• _Brief_: From the first line of the data below, repeat each line exactly until you reach the line with "Theory: TDDFT CAM-B3LYP/def2-SVPD, vertical, gas"; include that line too.

• _Provided data_:
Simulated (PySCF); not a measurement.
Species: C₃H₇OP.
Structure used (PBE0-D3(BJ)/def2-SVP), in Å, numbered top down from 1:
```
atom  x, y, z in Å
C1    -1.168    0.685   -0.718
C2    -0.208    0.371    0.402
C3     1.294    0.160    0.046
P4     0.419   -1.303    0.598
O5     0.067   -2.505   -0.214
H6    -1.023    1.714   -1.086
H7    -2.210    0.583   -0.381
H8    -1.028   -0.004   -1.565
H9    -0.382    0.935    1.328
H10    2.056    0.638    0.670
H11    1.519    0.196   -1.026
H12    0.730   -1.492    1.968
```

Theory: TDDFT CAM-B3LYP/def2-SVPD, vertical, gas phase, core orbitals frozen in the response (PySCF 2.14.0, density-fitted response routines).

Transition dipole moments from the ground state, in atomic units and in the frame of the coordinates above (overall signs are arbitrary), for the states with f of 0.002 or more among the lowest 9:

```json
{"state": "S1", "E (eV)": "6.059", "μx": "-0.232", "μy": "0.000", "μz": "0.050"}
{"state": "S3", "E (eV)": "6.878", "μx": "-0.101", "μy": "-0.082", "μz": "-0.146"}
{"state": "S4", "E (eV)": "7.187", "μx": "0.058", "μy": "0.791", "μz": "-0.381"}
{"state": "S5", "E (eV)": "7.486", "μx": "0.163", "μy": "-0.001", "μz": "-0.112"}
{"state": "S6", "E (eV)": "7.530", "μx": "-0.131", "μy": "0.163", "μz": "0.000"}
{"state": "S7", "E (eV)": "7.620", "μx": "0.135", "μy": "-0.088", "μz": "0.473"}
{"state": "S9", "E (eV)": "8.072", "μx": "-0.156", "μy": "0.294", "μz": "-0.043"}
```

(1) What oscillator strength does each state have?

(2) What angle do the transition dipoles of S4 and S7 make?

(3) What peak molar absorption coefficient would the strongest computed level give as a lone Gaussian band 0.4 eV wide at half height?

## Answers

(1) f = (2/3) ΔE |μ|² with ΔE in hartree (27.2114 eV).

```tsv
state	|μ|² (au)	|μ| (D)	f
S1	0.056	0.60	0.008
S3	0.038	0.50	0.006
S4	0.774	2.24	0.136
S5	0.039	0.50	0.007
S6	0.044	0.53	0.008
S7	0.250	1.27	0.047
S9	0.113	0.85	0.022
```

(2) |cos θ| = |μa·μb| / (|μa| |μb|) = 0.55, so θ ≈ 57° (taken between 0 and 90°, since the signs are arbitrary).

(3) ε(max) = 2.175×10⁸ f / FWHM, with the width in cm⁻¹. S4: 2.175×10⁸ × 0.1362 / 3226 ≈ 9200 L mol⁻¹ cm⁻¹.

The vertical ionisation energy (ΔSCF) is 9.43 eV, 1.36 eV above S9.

• _Task response_:
Simulated (PySCF); not a measurement.
Species: C₃H₇OP.
Structure used (PBE0-D3(BJ)/def2-SVP), in Å, numbered top down from 1:
```
atom  x, y, z in Å
C1    -1.168    0.685   -0.718
C2    -0.208    0.371    0.402
C3     1.294    0.160    0.046
P4     0.419   -1.303    0.598
O5     0.067   -2.505   -0.214
H6    -1.023    1.714   -1.086
H7    -2.210    0.583   -0.381
H8    -1.028   -0.004   -1.565
H9    -0.382    0.935    1.328
H10    2.056    0.638    0.670
H11    1.519    0.196   -1.026
H12    0.730   -1.492    1.968
```

Theory: TDDFT CAM-B3LYP/def2-SVPD, vertical, gas phase, core orbitals frozen in the response (PySCF 2.14.0, density-fitted response routines).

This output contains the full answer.